Source material =
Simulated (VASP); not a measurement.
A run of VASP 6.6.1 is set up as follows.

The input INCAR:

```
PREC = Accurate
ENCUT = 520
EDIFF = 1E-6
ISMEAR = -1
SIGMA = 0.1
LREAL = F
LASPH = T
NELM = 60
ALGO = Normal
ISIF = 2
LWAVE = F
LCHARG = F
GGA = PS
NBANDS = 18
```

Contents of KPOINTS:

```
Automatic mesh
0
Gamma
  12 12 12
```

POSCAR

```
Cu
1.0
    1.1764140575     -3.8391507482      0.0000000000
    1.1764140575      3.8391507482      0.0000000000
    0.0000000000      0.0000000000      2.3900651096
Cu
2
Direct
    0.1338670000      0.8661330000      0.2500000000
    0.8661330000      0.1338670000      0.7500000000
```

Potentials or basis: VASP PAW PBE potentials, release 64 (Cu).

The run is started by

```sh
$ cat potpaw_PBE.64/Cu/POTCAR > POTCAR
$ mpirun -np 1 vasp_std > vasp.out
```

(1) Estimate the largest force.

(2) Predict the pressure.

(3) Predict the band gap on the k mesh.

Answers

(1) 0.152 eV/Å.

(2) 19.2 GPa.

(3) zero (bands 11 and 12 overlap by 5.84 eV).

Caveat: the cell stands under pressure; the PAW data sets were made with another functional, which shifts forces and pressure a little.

Required action = Transcribe the material above word for word.

Exercise response =
Simulated (VASP); not a measurement.
A run of VASP 6.6.1 is set up as follows.

The input INCAR:

```
PREC = Accurate
ENCUT = 520
EDIFF = 1E-6
ISMEAR = -1
SIGMA = 0.1
LREAL = F
LASPH = T
NELM = 60
ALGO = Normal
ISIF = 2
LWAVE = F
LCHARG = F
GGA = PS
NBANDS = 18
```

Contents of KPOINTS:

```
Automatic mesh
0
Gamma
  12 12 12
```

POSCAR

```
Cu
1.0
    1.1764140575     -3.8391507482      0.0000000000
    1.1764140575      3.8391507482      0.0000000000
    0.0000000000      0.0000000000      2.3900651096
Cu
2
Direct
    0.1338670000      0.8661330000      0.2500000000
    0.8661330000      0.1338670000      0.7500000000
```

Potentials or basis: VASP PAW PBE potentials, release 64 (Cu).

The run is started by

```sh
$ cat potpaw_PBE.64/Cu/POTCAR > POTCAR
$ mpirun -np 1 vasp_std > vasp.out
```

(1) Estimate the largest force.

(2) Predict the pressure.

(3) Predict the band gap on the k mesh.

Answers

(1) 0.152 eV/Å.

(2) 19.2 GPa.

(3) zero (bands 11 and 12 overlap by 5.84 eV).

Caveat: the cell stands under pressure; the PAW data sets were made with another functional, which shifts forces and pressure a little.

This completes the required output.